[Required action]:
Please output, without any change, the lines of the material below from the very first through the one with "A: (a) 9.01; (b) 6.9; (c) 12.34.".

[Source information]:
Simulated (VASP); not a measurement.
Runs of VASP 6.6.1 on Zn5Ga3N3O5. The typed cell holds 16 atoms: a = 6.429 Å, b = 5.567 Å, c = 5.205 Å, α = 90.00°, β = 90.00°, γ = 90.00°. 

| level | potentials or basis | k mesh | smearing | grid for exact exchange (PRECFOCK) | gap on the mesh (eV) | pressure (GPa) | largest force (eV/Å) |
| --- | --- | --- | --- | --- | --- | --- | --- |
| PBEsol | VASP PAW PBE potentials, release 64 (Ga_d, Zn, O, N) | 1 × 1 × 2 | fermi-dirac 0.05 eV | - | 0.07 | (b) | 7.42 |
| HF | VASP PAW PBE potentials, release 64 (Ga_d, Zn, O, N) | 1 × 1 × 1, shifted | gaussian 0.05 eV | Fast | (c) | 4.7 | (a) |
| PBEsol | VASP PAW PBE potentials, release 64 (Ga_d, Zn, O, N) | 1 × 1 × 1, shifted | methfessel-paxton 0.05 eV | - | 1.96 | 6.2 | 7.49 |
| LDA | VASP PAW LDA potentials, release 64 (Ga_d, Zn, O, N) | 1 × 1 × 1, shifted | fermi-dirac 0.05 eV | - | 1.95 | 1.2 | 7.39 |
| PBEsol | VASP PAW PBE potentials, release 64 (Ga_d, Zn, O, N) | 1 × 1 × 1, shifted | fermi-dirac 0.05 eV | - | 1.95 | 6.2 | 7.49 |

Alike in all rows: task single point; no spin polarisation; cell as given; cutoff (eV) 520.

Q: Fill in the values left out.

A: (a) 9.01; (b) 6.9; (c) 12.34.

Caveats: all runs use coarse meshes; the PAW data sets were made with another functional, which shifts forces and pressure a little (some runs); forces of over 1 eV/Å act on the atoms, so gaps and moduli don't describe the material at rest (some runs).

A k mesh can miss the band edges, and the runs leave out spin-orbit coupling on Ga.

[Written answer]:
Simulated (VASP); not a measurement.
Runs of VASP 6.6.1 on Zn5Ga3N3O5. The typed cell holds 16 atoms: a = 6.429 Å, b = 5.567 Å, c = 5.205 Å, α = 90.00°, β = 90.00°, γ = 90.00°. 

| level | potentials or basis | k mesh | smearing | grid for exact exchange (PRECFOCK) | gap on the mesh (eV) | pressure (GPa) | largest force (eV/Å) |
| --- | --- | --- | --- | --- | --- | --- | --- |
| PBEsol | VASP PAW PBE potentials, release 64 (Ga_d, Zn, O, N) | 1 × 1 × 2 | fermi-dirac 0.05 eV | - | 0.07 | (b) | 7.42 |
| HF | VASP PAW PBE potentials, release 64 (Ga_d, Zn, O, N) | 1 × 1 × 1, shifted | gaussian 0.05 eV | Fast | (c) | 4.7 | (a) |
| PBEsol | VASP PAW PBE potentials, release 64 (Ga_d, Zn, O, N) | 1 × 1 × 1, shifted | methfessel-paxton 0.05 eV | - | 1.96 | 6.2 | 7.49 |
| LDA | VASP PAW LDA potentials, release 64 (Ga_d, Zn, O, N) | 1 × 1 × 1, shifted | fermi-dirac 0.05 eV | - | 1.95 | 1.2 | 7.39 |
| PBEsol | VASP PAW PBE potentials, release 64 (Ga_d, Zn, O, N) | 1 × 1 × 1, shifted | fermi-dirac 0.05 eV | - | 1.95 | 6.2 | 7.49 |

Alike in all rows: task single point; no spin polarisation; cell as given; cutoff (eV) 520.

Q: Fill in the values left out.

A: (a) 9.01; (b) 6.9; (c) 12.34.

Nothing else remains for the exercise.